*INFORMATION*
• • • • •
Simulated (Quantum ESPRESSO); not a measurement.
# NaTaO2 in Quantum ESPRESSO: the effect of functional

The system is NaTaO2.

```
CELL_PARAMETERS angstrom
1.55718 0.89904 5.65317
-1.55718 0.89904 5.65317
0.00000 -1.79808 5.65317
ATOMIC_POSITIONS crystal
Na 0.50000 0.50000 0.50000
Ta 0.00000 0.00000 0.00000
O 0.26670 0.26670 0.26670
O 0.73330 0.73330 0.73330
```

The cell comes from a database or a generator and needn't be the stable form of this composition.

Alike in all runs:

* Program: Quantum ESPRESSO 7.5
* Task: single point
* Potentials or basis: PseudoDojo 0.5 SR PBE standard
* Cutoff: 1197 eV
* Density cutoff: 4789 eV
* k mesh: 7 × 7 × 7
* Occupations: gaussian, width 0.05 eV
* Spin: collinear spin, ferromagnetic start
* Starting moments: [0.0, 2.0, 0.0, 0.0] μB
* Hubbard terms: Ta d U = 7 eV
• • • • •

*ACTION ITEM*
Return the entries in full. Do not alter them.

*TASK RESPONSE*
Simulated (Quantum ESPRESSO); not a measurement.
# NaTaO2 in Quantum ESPRESSO: the effect of functional

The system is NaTaO2.

```
CELL_PARAMETERS angstrom
1.55718 0.89904 5.65317
-1.55718 0.89904 5.65317
0.00000 -1.79808 5.65317
ATOMIC_POSITIONS crystal
Na 0.50000 0.50000 0.50000
Ta 0.00000 0.00000 0.00000
O 0.26670 0.26670 0.26670
O 0.73330 0.73330 0.73330
```

The cell comes from a database or a generator and needn't be the stable form of this composition.

Alike in all runs:

* Program: Quantum ESPRESSO 7.5
* Task: single point
* Potentials or basis: PseudoDojo 0.5 SR PBE standard
* Cutoff: 1197 eV
* Density cutoff: 4789 eV
* k mesh: 7 × 7 × 7
* Occupations: gaussian, width 0.05 eV
* Spin: collinear spin, ferromagnetic start
* Starting moments: [0.0, 2.0, 0.0, 0.0] μB
* Hubbard terms: Ta d U = 7 eV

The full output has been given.